***

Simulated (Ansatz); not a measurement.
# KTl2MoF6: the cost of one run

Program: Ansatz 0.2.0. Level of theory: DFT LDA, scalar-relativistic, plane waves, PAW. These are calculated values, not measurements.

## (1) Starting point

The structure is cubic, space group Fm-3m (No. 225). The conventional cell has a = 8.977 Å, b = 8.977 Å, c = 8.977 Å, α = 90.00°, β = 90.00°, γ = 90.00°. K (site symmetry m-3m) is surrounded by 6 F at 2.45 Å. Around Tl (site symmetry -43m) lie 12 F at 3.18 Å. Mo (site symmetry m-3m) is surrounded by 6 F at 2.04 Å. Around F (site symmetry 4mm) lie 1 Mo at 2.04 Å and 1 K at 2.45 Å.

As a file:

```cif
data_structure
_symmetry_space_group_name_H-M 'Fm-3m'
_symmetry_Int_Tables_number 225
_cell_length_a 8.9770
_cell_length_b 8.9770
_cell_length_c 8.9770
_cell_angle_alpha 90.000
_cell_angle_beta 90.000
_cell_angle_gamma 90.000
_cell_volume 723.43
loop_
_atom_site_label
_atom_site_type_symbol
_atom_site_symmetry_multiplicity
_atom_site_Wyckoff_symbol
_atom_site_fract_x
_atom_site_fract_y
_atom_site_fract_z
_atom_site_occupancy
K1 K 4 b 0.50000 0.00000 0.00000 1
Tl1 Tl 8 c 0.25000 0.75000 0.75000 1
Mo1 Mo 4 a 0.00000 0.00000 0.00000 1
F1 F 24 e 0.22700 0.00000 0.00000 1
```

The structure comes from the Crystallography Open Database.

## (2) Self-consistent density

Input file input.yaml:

***

**ASSIGNED TASK:** Please reproduce, exactly as they appear above, the lines from the line containing "The structure comes" up to and including the line containing "## (2) Self-consistent density".

**YOUR SOLUTION:**
The structure comes from the Crystallography Open Database.

## (2) Self-consistent density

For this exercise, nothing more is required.